**Information supplied:**
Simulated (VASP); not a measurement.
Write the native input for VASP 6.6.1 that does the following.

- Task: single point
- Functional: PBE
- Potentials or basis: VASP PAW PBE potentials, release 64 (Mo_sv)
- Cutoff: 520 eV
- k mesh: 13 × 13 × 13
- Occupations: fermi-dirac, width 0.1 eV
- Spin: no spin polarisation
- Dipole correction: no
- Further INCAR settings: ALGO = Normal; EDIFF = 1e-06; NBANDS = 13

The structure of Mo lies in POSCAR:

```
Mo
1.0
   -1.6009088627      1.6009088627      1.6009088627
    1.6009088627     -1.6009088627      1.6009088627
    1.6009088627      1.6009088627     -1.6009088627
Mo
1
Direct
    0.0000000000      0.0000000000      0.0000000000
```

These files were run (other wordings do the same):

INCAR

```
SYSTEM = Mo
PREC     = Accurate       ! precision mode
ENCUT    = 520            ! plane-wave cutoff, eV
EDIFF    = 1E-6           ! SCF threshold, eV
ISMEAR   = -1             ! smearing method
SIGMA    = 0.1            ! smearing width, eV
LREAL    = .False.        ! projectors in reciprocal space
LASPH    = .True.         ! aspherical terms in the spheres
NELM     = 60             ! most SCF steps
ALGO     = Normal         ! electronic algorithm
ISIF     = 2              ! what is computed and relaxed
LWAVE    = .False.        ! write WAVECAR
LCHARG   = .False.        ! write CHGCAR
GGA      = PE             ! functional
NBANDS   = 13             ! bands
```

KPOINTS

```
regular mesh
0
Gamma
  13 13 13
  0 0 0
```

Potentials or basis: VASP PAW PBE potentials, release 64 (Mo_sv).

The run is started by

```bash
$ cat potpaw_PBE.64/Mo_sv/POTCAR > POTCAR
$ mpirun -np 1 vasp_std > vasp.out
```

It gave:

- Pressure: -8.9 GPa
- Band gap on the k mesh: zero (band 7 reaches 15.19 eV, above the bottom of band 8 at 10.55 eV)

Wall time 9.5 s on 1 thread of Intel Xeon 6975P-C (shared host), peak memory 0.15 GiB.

**Brief:** Take the listing from its first line to the line containing "These files were". Reproduce those lines exactly and nothing else.

**Your response:**
Simulated (VASP); not a measurement.
Write the native input for VASP 6.6.1 that does the following.

- Task: single point
- Functional: PBE
- Potentials or basis: VASP PAW PBE potentials, release 64 (Mo_sv)
- Cutoff: 520 eV
- k mesh: 13 × 13 × 13
- Occupations: fermi-dirac, width 0.1 eV
- Spin: no spin polarisation
- Dipole correction: no
- Further INCAR settings: ALGO = Normal; EDIFF = 1e-06; NBANDS = 13

The structure of Mo lies in POSCAR:

```
Mo
1.0
   -1.6009088627      1.6009088627      1.6009088627
    1.6009088627     -1.6009088627      1.6009088627
    1.6009088627      1.6009088627     -1.6009088627
Mo
1
Direct
    0.0000000000      0.0000000000      0.0000000000
```

These files were run (other wordings do the same):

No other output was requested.